## Entries shown
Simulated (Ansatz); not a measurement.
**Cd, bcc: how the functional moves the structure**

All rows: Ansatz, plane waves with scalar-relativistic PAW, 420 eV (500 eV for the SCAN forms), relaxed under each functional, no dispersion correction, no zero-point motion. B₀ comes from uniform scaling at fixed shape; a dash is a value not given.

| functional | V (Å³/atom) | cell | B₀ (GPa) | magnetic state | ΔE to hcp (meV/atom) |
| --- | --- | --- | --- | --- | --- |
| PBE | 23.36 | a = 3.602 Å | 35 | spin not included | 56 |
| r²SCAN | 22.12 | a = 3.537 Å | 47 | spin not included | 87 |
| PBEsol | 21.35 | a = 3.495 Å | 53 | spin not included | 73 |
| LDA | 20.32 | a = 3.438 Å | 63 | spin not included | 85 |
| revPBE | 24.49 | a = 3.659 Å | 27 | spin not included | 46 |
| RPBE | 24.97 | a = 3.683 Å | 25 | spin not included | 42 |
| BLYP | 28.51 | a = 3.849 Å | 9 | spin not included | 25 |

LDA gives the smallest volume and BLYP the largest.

## Activity
In the entries above, restate word for word the lines between the one holding "included | 42 |" and the one holding "included | 25 |", inclusive, and nothing besides.

## Your response
| RPBE | 24.97 | a = 3.683 Å | 25 | spin not included | 42 |
| BLYP | 28.51 | a = 3.849 Å | 9 | spin not included | 25 |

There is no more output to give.